Exercise - In the data below, the answer is the run of lines from the line containing "settings | outcome |" through the line containing "-3.00e-10 hartree from the reference |", both included; print it exactly and nothing else.

━━━
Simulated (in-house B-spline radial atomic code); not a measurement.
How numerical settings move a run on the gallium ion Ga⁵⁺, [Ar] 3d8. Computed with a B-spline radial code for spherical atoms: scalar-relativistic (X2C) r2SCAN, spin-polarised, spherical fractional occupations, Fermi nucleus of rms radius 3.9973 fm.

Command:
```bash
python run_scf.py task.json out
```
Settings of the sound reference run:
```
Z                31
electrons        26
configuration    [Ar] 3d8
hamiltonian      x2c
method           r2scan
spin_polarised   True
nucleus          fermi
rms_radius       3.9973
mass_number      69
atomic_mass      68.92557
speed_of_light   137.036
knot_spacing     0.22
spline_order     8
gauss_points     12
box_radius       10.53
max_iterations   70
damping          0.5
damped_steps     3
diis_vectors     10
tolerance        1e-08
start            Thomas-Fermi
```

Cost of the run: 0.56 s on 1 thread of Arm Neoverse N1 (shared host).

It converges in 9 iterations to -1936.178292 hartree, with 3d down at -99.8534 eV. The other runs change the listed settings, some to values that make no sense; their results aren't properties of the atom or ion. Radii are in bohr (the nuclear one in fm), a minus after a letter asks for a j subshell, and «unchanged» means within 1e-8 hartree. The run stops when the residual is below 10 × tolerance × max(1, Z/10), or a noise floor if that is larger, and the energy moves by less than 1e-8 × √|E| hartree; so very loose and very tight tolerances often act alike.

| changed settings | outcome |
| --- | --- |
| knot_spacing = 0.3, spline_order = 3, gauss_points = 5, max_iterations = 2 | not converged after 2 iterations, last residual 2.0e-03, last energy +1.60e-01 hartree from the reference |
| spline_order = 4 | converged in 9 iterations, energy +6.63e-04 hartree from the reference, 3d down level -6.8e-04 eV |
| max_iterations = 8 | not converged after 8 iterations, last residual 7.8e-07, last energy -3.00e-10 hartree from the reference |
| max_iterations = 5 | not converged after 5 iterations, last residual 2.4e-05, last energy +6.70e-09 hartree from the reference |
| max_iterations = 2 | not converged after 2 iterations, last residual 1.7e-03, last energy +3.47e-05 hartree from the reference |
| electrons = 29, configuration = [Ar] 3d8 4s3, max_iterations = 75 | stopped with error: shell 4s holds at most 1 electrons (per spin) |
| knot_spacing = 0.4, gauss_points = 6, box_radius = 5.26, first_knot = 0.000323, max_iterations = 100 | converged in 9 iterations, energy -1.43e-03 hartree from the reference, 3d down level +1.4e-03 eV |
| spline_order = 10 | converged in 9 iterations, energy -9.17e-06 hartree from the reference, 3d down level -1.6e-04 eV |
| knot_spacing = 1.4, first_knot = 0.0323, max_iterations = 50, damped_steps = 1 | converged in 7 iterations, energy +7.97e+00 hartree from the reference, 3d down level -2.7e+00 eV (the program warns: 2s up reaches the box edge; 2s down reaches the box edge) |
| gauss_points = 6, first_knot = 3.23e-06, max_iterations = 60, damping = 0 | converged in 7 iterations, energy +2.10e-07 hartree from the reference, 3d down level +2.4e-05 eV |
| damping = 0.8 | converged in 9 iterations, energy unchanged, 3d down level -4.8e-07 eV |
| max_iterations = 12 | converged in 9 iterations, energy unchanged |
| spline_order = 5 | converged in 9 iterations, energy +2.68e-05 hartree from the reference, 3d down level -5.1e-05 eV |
━━━

Response area -
| changed settings | outcome |
| --- | --- |
| knot_spacing = 0.3, spline_order = 3, gauss_points = 5, max_iterations = 2 | not converged after 2 iterations, last residual 2.0e-03, last energy +1.60e-01 hartree from the reference |
| spline_order = 4 | converged in 9 iterations, energy +6.63e-04 hartree from the reference, 3d down level -6.8e-04 eV |
| max_iterations = 8 | not converged after 8 iterations, last residual 7.8e-07, last energy -3.00e-10 hartree from the reference |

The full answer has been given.